Material shown:
§ §
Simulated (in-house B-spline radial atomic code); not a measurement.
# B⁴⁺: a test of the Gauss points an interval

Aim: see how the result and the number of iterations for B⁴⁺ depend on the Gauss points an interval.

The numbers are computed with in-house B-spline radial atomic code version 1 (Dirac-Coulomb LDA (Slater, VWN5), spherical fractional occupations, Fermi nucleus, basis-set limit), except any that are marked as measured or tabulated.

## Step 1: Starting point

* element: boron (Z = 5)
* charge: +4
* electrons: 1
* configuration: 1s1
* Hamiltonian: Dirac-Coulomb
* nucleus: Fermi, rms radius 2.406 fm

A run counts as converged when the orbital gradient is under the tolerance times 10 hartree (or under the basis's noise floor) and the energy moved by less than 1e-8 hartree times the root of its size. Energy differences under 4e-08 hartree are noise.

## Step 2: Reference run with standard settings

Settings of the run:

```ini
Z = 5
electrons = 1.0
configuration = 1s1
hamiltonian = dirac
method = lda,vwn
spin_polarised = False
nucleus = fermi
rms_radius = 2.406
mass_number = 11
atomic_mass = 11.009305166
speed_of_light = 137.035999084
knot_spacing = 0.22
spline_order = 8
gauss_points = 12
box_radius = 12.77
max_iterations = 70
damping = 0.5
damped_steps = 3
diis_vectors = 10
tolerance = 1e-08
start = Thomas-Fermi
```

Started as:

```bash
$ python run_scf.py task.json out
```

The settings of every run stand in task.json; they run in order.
§ §

Work instruction:
The lines running from the start of the data through the one that contains "Aim: see how" should be reproduced exactly, and only those.

Reply:
Simulated (in-house B-spline radial atomic code); not a measurement.
# B⁴⁺: a test of the Gauss points an interval

Aim: see how the result and the number of iterations for B⁴⁺ depend on the Gauss points an interval.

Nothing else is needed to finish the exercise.